#### [ASSIGNED TASK]
Repeat exactly the lines from the start of the material below up to and including the "NaH built on" line.

'''

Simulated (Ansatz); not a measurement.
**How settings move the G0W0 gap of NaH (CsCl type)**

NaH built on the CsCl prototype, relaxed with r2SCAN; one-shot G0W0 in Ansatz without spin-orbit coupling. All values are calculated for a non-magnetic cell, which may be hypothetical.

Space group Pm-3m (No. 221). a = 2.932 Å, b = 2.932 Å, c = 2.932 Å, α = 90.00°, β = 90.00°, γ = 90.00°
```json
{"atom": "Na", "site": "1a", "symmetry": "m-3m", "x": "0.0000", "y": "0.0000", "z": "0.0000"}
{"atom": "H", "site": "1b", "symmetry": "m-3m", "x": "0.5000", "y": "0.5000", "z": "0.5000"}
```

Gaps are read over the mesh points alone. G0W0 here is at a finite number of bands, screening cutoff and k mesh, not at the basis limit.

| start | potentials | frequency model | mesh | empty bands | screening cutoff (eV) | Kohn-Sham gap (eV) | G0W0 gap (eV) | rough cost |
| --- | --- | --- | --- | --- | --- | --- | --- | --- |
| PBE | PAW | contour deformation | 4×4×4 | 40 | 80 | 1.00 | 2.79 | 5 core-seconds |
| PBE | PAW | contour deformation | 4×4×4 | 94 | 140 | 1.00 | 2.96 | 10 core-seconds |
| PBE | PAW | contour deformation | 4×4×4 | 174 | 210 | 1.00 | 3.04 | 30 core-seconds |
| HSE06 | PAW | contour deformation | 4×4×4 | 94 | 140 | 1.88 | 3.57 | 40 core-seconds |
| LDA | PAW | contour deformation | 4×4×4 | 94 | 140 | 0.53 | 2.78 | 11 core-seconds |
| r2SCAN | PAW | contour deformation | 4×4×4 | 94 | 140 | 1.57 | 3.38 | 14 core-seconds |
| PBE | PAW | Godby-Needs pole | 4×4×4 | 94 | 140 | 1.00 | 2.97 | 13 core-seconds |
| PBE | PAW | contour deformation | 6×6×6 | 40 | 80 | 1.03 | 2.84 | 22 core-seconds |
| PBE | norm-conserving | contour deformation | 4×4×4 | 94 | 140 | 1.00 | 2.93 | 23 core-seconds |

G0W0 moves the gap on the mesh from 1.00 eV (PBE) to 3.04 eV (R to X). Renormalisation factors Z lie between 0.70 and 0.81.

'''

#### [TASK SOLUTION]
Simulated (Ansatz); not a measurement.
**How settings move the G0W0 gap of NaH (CsCl type)**

NaH built on the CsCl prototype, relaxed with r2SCAN; one-shot G0W0 in Ansatz without spin-orbit coupling. All values are calculated for a non-magnetic cell, which may be hypothetical.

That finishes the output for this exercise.